*** Opening RECORDS PROVIDED ***

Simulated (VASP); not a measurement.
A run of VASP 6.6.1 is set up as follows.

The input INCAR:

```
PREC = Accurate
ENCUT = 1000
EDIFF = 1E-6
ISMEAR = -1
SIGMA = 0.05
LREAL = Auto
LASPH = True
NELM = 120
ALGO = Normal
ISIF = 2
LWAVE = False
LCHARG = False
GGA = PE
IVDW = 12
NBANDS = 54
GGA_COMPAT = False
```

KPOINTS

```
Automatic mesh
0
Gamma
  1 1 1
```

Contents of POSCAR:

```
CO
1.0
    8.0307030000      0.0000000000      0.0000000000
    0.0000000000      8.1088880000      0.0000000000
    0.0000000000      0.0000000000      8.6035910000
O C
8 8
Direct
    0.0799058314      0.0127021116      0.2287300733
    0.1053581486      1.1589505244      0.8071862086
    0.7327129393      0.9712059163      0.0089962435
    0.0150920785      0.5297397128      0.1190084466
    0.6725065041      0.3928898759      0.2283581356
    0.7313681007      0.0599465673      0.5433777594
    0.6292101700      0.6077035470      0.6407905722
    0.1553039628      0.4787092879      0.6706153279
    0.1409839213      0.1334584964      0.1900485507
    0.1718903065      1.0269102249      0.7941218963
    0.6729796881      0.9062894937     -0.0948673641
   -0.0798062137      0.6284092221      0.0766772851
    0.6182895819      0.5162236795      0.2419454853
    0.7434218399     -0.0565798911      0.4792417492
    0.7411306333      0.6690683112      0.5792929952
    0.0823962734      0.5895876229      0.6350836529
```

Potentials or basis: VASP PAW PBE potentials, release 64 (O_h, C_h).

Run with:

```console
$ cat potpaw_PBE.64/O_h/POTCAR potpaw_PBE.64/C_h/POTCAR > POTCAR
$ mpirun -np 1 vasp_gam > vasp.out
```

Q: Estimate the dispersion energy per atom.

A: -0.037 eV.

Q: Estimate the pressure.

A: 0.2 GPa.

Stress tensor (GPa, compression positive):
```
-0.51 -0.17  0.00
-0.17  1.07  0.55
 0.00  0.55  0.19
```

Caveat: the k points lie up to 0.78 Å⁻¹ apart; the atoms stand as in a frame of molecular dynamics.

*** Closing RECORDS PROVIDED ***

**ASSIGNMENT**. Repeat only the lines above, from the first line of the entries through the line that contains "A: -0.037 eV.", including both ends.

**SOLUTION**.
Simulated (VASP); not a measurement.
A run of VASP 6.6.1 is set up as follows.

The input INCAR:

```
PREC = Accurate
ENCUT = 1000
EDIFF = 1E-6
ISMEAR = -1
SIGMA = 0.05
LREAL = Auto
LASPH = True
NELM = 120
ALGO = Normal
ISIF = 2
LWAVE = False
LCHARG = False
GGA = PE
IVDW = 12
NBANDS = 54
GGA_COMPAT = False
```

KPOINTS

```
Automatic mesh
0
Gamma
  1 1 1
```

Contents of POSCAR:

```
CO
1.0
    8.0307030000      0.0000000000      0.0000000000
    0.0000000000      8.1088880000      0.0000000000
    0.0000000000      0.0000000000      8.6035910000
O C
8 8
Direct
    0.0799058314      0.0127021116      0.2287300733
    0.1053581486      1.1589505244      0.8071862086
    0.7327129393      0.9712059163      0.0089962435
    0.0150920785      0.5297397128      0.1190084466
    0.6725065041      0.3928898759      0.2283581356
    0.7313681007      0.0599465673      0.5433777594
    0.6292101700      0.6077035470      0.6407905722
    0.1553039628      0.4787092879      0.6706153279
    0.1409839213      0.1334584964      0.1900485507
    0.1718903065      1.0269102249      0.7941218963
    0.6729796881      0.9062894937     -0.0948673641
   -0.0798062137      0.6284092221      0.0766772851
    0.6182895819      0.5162236795      0.2419454853
    0.7434218399     -0.0565798911      0.4792417492
    0.7411306333      0.6690683112      0.5792929952
    0.0823962734      0.5895876229      0.6350836529
```

Potentials or basis: VASP PAW PBE potentials, release 64 (O_h, C_h).

Run with:

```console
$ cat potpaw_PBE.64/O_h/POTCAR potpaw_PBE.64/C_h/POTCAR > POTCAR
$ mpirun -np 1 vasp_gam > vasp.out
```

Q: Estimate the dispersion energy per atom.

A: -0.037 eV.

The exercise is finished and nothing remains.